-- DATA EXTRACTS follows --
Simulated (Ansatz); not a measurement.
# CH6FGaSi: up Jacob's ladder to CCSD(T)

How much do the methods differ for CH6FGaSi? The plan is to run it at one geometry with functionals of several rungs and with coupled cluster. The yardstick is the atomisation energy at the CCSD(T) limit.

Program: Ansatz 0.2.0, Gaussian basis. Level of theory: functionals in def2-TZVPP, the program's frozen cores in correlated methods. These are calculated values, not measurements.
-- DATA EXTRACTS concluded --

WORK REQUEST
Write the complete data out, exactly as above.

ANSWER SECTION
Simulated (Ansatz); not a measurement.
# CH6FGaSi: up Jacob's ladder to CCSD(T)

How much do the methods differ for CH6FGaSi? The plan is to run it at one geometry with functionals of several rungs and with coupled cluster. The yardstick is the atomisation energy at the CCSD(T) limit.

Program: Ansatz 0.2.0, Gaussian basis. Level of theory: functionals in def2-TZVPP, the program's frozen cores in correlated methods. These are calculated values, not measurements.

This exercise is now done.